• **Assigned task**:
Every line of the material should be output exactly as written.

Given data: Begin
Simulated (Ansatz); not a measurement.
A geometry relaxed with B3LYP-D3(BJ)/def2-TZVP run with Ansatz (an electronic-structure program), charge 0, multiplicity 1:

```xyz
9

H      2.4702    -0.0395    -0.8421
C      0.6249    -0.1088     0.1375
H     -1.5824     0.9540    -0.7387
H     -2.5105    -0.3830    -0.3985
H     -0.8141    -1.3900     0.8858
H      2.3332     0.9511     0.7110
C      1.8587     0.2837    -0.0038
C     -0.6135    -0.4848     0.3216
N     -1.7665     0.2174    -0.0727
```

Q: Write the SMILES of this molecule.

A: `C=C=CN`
Given data: End

• **Exercise response**:
Simulated (Ansatz); not a measurement.
A geometry relaxed with B3LYP-D3(BJ)/def2-TZVP run with Ansatz (an electronic-structure program), charge 0, multiplicity 1:

```xyz
9

H      2.4702    -0.0395    -0.8421
C      0.6249    -0.1088     0.1375
H     -1.5824     0.9540    -0.7387
H     -2.5105    -0.3830    -0.3985
H     -0.8141    -1.3900     0.8858
H      2.3332     0.9511     0.7110
C      1.8587     0.2837    -0.0038
C     -0.6135    -0.4848     0.3216
N     -1.7665     0.2174    -0.0727
```

Q: Write the SMILES of this molecule.

A: `C=C=CN`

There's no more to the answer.